• _REQUIRED ACTION_
Please write out word for word the opening lines of the material, including the line with "Caveats: the PAW" as the last.

::: DATASET :::

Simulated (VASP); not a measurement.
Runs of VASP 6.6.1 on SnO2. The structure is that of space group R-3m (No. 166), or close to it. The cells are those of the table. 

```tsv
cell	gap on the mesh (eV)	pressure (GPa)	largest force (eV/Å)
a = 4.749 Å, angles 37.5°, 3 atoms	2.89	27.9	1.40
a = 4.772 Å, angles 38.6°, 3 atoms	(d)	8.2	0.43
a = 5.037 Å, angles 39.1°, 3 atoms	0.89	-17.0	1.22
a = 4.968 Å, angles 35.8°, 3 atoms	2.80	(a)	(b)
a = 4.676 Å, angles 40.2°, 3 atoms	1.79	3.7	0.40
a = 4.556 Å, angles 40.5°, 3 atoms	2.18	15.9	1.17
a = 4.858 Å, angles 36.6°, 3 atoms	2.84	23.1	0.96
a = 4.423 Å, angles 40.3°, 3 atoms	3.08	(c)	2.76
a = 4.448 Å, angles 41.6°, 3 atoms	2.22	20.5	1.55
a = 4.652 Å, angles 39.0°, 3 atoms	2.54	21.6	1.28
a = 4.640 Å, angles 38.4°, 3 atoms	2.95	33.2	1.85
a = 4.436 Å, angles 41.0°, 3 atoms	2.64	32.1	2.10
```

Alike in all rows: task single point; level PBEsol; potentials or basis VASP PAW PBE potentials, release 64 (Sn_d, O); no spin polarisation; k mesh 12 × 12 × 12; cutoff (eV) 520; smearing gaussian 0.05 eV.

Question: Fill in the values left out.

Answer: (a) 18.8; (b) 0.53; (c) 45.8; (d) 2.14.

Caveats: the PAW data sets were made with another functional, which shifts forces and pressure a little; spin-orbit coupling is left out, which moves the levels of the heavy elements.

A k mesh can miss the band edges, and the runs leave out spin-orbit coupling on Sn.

:::

• _TASK RESPONSE_
Simulated (VASP); not a measurement.
Runs of VASP 6.6.1 on SnO2. The structure is that of space group R-3m (No. 166), or close to it. The cells are those of the table. 

```tsv
cell	gap on the mesh (eV)	pressure (GPa)	largest force (eV/Å)
a = 4.749 Å, angles 37.5°, 3 atoms	2.89	27.9	1.40
a = 4.772 Å, angles 38.6°, 3 atoms	(d)	8.2	0.43
a = 5.037 Å, angles 39.1°, 3 atoms	0.89	-17.0	1.22
a = 4.968 Å, angles 35.8°, 3 atoms	2.80	(a)	(b)
a = 4.676 Å, angles 40.2°, 3 atoms	1.79	3.7	0.40
a = 4.556 Å, angles 40.5°, 3 atoms	2.18	15.9	1.17
a = 4.858 Å, angles 36.6°, 3 atoms	2.84	23.1	0.96
a = 4.423 Å, angles 40.3°, 3 atoms	3.08	(c)	2.76
a = 4.448 Å, angles 41.6°, 3 atoms	2.22	20.5	1.55
a = 4.652 Å, angles 39.0°, 3 atoms	2.54	21.6	1.28
a = 4.640 Å, angles 38.4°, 3 atoms	2.95	33.2	1.85
a = 4.436 Å, angles 41.0°, 3 atoms	2.64	32.1	2.10
```

Alike in all rows: task single point; level PBEsol; potentials or basis VASP PAW PBE potentials, release 64 (Sn_d, O); no spin polarisation; k mesh 12 × 12 × 12; cutoff (eV) 520; smearing gaussian 0.05 eV.

Question: Fill in the values left out.

Answer: (a) 18.8; (b) 0.53; (c) 45.8; (d) 2.14.

Caveats: the PAW data sets were made with another functional, which shifts forces and pressure a little; spin-orbit coupling is left out, which moves the levels of the heavy elements.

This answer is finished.